[Brief]:
In the material below, the lines from the one containing "The run is started by" through the one containing "Hardware: 1 thread" are to be given again exactly, ends included, and no others.

[Information provided]:
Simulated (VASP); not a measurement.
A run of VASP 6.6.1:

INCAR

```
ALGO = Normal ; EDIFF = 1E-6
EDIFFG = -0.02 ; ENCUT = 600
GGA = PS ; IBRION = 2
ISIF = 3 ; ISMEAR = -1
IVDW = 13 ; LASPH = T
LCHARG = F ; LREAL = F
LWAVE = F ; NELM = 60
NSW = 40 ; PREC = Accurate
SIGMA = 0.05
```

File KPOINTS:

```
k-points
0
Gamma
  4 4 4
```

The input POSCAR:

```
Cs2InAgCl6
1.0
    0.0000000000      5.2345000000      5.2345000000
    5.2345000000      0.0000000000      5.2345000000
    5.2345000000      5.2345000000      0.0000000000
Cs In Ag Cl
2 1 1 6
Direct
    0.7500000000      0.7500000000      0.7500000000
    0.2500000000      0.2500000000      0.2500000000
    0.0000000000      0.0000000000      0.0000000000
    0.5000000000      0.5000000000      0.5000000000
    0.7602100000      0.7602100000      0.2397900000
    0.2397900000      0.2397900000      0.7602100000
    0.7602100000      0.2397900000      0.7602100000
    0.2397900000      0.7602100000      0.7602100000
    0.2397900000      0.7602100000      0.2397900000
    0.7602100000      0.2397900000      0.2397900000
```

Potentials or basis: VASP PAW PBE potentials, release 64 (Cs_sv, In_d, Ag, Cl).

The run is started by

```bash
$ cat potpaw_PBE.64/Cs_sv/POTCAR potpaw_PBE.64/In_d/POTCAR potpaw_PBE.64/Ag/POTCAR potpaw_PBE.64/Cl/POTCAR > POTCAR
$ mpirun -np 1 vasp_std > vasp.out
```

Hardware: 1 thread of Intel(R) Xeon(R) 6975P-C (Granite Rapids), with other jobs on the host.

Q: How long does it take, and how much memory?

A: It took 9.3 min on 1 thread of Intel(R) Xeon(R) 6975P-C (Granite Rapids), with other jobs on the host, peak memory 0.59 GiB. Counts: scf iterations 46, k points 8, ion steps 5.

[Answer box]:
The run is started by

```bash
$ cat potpaw_PBE.64/Cs_sv/POTCAR potpaw_PBE.64/In_d/POTCAR potpaw_PBE.64/Ag/POTCAR potpaw_PBE.64/Cl/POTCAR > POTCAR
$ mpirun -np 1 vasp_std > vasp.out
```

Hardware: 1 thread of Intel(R) Xeon(R) 6975P-C (Granite Rapids), with other jobs on the host.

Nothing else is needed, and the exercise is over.